**REQUIRED ACTION**. The material below holds a span beginning at the line with "Result: (a) 21.1." and ending at the line with "A k mesh can". Quote that span exactly, both ends included, and only that span.

**EXTRACTED MATERIAL**.
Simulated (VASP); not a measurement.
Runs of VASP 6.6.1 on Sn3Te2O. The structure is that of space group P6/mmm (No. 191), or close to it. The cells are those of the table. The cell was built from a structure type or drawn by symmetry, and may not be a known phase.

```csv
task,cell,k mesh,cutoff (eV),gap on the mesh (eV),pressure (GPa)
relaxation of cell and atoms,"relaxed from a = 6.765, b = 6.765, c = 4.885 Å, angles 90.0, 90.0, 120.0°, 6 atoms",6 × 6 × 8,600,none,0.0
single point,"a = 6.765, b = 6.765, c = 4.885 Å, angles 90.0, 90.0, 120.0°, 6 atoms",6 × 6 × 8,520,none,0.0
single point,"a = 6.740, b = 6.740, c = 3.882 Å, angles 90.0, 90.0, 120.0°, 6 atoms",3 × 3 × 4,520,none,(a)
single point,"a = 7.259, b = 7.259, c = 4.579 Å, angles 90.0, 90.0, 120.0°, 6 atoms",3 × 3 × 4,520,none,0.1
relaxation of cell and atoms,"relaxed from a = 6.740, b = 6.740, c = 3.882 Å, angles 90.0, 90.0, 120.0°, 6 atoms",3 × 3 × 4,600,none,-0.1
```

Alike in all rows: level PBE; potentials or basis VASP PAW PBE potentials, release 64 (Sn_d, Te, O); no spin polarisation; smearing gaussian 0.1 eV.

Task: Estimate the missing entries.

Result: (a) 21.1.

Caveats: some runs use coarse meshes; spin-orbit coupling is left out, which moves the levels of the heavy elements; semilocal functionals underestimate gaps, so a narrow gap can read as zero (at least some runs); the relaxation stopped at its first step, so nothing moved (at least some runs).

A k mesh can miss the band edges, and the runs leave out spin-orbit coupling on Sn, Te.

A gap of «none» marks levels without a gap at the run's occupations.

**TASK OUTPUT**.
Result: (a) 21.1.

Caveats: some runs use coarse meshes; spin-orbit coupling is left out, which moves the levels of the heavy elements; semilocal functionals underestimate gaps, so a narrow gap can read as zero (at least some runs); the relaxation stopped at its first step, so nothing moved (at least some runs).

A k mesh can miss the band edges, and the runs leave out spin-orbit coupling on Sn, Te.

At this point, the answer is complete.